--------------------------------------------------

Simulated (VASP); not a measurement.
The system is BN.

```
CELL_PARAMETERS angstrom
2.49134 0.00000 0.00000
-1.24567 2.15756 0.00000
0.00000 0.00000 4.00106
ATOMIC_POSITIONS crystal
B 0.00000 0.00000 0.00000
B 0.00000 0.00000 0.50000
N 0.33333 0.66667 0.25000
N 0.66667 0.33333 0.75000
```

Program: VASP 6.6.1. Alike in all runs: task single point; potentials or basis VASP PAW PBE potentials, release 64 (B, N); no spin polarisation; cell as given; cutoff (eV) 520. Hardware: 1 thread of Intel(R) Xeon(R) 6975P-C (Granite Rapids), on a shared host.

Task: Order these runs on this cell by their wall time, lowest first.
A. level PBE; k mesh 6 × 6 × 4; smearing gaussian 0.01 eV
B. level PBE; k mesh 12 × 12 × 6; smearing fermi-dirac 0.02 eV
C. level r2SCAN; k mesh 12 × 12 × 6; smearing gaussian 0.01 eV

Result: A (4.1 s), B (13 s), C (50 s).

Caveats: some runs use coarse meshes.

--------------------------------------------------

Task item: Quote every line of the records above, from the first down to the one holding "Program: VASP 6.6.1.", exactly as written.

Answer box:
Simulated (VASP); not a measurement.
The system is BN.

```
CELL_PARAMETERS angstrom
2.49134 0.00000 0.00000
-1.24567 2.15756 0.00000
0.00000 0.00000 4.00106
ATOMIC_POSITIONS crystal
B 0.00000 0.00000 0.00000
B 0.00000 0.00000 0.50000
N 0.33333 0.66667 0.25000
N 0.66667 0.33333 0.75000
```

Program: VASP 6.6.1. Alike in all runs: task single point; potentials or basis VASP PAW PBE potentials, release 64 (B, N); no spin polarisation; cell as given; cutoff (eV) 520. Hardware: 1 thread of Intel(R) Xeon(R) 6975P-C (Granite Rapids), on a shared host.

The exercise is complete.